DATASET EXTRACT
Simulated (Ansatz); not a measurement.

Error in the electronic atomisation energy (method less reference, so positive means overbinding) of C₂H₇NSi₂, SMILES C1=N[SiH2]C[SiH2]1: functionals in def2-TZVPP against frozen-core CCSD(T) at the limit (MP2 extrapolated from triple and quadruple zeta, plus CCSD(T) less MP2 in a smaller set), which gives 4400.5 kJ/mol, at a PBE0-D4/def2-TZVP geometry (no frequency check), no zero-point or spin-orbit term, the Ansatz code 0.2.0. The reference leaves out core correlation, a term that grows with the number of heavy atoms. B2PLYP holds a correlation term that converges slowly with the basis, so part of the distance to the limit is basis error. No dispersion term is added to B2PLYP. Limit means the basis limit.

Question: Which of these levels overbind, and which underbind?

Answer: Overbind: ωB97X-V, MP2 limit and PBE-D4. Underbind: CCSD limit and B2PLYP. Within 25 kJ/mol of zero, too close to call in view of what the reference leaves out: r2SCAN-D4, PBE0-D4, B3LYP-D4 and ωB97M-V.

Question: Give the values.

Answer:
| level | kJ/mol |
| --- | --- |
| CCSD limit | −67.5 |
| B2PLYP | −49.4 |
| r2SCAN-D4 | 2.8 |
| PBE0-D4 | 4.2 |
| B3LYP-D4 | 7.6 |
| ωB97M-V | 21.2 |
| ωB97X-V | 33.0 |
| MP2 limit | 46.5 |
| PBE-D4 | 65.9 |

WORK INSTRUCTION
Write out word for word only the lines from the start of the entries down to the line with "limit | 46.5 |", please, including both ends.

EXERCISE ANSWER
Simulated (Ansatz); not a measurement.

Error in the electronic atomisation energy (method less reference, so positive means overbinding) of C₂H₇NSi₂, SMILES C1=N[SiH2]C[SiH2]1: functionals in def2-TZVPP against frozen-core CCSD(T) at the limit (MP2 extrapolated from triple and quadruple zeta, plus CCSD(T) less MP2 in a smaller set), which gives 4400.5 kJ/mol, at a PBE0-D4/def2-TZVP geometry (no frequency check), no zero-point or spin-orbit term, the Ansatz code 0.2.0. The reference leaves out core correlation, a term that grows with the number of heavy atoms. B2PLYP holds a correlation term that converges slowly with the basis, so part of the distance to the limit is basis error. No dispersion term is added to B2PLYP. Limit means the basis limit.

Question: Which of these levels overbind, and which underbind?

Answer: Overbind: ωB97X-V, MP2 limit and PBE-D4. Underbind: CCSD limit and B2PLYP. Within 25 kJ/mol of zero, too close to call in view of what the reference leaves out: r2SCAN-D4, PBE0-D4, B3LYP-D4 and ωB97M-V.

Question: Give the values.

Answer:
| level | kJ/mol |
| --- | --- |
| CCSD limit | −67.5 |
| B2PLYP | −49.4 |
| r2SCAN-D4 | 2.8 |
| PBE0-D4 | 4.2 |
| B3LYP-D4 | 7.6 |
| ωB97M-V | 21.2 |
| ωB97X-V | 33.0 |
| MP2 limit | 46.5 |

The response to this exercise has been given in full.